* ACTION ITEM
Reproduce the entries from their first line up to and including the line with "0.046 g of hydrous". Leave out everything after it.

------------------------------------------------------------------------

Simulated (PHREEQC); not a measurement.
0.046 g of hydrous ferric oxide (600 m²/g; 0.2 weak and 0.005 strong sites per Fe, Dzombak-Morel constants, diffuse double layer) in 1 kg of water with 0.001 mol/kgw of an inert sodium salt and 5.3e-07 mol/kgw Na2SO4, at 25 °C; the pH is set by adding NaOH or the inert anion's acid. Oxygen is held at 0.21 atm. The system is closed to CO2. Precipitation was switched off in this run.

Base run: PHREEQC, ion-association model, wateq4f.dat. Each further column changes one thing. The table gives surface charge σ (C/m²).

------------------------------------------------------------------------

* EXERCISE RESULT
Simulated (PHREEQC); not a measurement.
0.046 g of hydrous ferric oxide (600 m²/g; 0.2 weak and 0.005 strong sites per Fe, Dzombak-Morel constants, diffuse double layer) in 1 kg of water with 0.001 mol/kgw of an inert sodium salt and 5.3e-07 mol/kgw Na2SO4, at 25 °C; the pH is set by adding NaOH or the inert anion's acid. Oxygen is held at 0.21 atm. The system is closed to CO2. Precipitation was switched off in this run.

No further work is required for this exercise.